ASSIGNED TASK ▸
Would you copy the material below word for word, beginning with its first line and ending with the line that contains "The cell was relaxed beforehand with r2SCAN."?

STORED DATA ▸
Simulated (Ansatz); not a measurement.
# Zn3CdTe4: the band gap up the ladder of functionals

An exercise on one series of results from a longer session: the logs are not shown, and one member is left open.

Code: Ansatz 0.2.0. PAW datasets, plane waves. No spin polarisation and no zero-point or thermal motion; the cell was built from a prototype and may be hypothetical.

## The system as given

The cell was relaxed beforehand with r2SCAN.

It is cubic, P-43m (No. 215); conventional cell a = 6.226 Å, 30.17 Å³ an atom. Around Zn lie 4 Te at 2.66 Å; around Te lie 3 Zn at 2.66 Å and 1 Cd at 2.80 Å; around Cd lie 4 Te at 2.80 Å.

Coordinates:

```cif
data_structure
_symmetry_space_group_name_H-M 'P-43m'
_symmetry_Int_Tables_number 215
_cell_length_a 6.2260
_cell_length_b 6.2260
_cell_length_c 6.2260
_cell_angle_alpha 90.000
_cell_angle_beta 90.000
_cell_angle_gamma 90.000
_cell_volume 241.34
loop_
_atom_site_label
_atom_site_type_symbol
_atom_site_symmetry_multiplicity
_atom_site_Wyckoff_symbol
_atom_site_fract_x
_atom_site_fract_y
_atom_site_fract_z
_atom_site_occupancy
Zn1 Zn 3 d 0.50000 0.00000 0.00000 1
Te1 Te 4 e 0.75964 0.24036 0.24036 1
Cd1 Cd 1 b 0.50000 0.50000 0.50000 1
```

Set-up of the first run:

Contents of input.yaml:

SOLUTION ▸
Simulated (Ansatz); not a measurement.
# Zn3CdTe4: the band gap up the ladder of functionals

An exercise on one series of results from a longer session: the logs are not shown, and one member is left open.

Code: Ansatz 0.2.0. PAW datasets, plane waves. No spin polarisation and no zero-point or thermal motion; the cell was built from a prototype and may be hypothetical.

## The system as given

The cell was relaxed beforehand with r2SCAN.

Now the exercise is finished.